WORK ORDER:
What you give back should be exactly the opening lines of the data, ending with the line that contains "Values from CoolProp's" and including it.

DATA:
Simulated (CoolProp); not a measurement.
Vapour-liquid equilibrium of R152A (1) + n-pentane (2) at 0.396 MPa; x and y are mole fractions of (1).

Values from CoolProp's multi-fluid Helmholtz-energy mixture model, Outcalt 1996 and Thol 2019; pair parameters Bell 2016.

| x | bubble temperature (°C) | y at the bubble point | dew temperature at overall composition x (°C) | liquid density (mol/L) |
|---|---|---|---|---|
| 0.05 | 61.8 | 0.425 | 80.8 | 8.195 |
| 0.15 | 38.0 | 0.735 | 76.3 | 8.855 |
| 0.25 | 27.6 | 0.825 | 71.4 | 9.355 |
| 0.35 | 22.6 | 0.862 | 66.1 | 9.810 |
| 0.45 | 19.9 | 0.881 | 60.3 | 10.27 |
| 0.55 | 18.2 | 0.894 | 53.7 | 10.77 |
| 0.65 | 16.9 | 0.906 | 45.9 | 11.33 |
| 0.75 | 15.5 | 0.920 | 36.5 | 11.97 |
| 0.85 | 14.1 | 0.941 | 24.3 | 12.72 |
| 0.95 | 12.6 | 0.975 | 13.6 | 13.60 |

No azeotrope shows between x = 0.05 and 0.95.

WRITTEN RESPONSE:
Simulated (CoolProp); not a measurement.
Vapour-liquid equilibrium of R152A (1) + n-pentane (2) at 0.396 MPa; x and y are mole fractions of (1).

Values from CoolProp's multi-fluid Helmholtz-energy mixture model, Outcalt 1996 and Thol 2019; pair parameters Bell 2016.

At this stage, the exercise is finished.